BRIEF: Output the data verbatim, with nothing added or dropped.

::::
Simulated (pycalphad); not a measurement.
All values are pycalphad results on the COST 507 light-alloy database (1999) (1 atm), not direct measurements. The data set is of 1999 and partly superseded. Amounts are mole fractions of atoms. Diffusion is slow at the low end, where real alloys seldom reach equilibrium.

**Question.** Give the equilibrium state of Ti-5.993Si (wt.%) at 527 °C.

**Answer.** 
::::

YOUR RESPONSE:
Simulated (pycalphad); not a measurement.
All values are pycalphad results on the COST 507 light-alloy database (1999) (1 atm), not direct measurements. The data set is of 1999 and partly superseded. Amounts are mole fractions of atoms. Diffusion is slow at the low end, where real alloys seldom reach equilibrium.

**Question.** Give the equilibrium state of Ti-5.993Si (wt.%) at 527 °C.

**Answer.** 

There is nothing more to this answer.